=== Dataset records ===
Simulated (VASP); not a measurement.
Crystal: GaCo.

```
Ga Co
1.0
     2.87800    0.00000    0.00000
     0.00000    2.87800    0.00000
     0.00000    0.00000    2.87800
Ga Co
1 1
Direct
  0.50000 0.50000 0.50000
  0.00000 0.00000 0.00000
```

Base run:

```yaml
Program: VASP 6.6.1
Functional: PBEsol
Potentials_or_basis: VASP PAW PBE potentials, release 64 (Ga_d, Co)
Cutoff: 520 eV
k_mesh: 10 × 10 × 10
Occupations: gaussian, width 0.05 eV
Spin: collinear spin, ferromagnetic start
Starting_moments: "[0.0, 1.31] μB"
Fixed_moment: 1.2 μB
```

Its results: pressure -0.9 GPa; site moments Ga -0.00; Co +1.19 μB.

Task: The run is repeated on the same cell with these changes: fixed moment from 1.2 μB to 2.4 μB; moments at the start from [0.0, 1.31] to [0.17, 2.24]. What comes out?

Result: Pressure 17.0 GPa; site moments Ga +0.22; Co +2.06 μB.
===

**Assignment:** From the first line to the last, reproduce the material word for word.

**Exercise answer:**
Simulated (VASP); not a measurement.
Crystal: GaCo.

```
Ga Co
1.0
     2.87800    0.00000    0.00000
     0.00000    2.87800    0.00000
     0.00000    0.00000    2.87800
Ga Co
1 1
Direct
  0.50000 0.50000 0.50000
  0.00000 0.00000 0.00000
```

Base run:

```yaml
Program: VASP 6.6.1
Functional: PBEsol
Potentials_or_basis: VASP PAW PBE potentials, release 64 (Ga_d, Co)
Cutoff: 520 eV
k_mesh: 10 × 10 × 10
Occupations: gaussian, width 0.05 eV
Spin: collinear spin, ferromagnetic start
Starting_moments: "[0.0, 1.31] μB"
Fixed_moment: 1.2 μB
```

Its results: pressure -0.9 GPa; site moments Ga -0.00; Co +1.19 μB.

Task: The run is repeated on the same cell with these changes: fixed moment from 1.2 μB to 2.4 μB; moments at the start from [0.0, 1.31] to [0.17, 2.24]. What comes out?

Result: Pressure 17.0 GPa; site moments Ga +0.22; Co +2.06 μB.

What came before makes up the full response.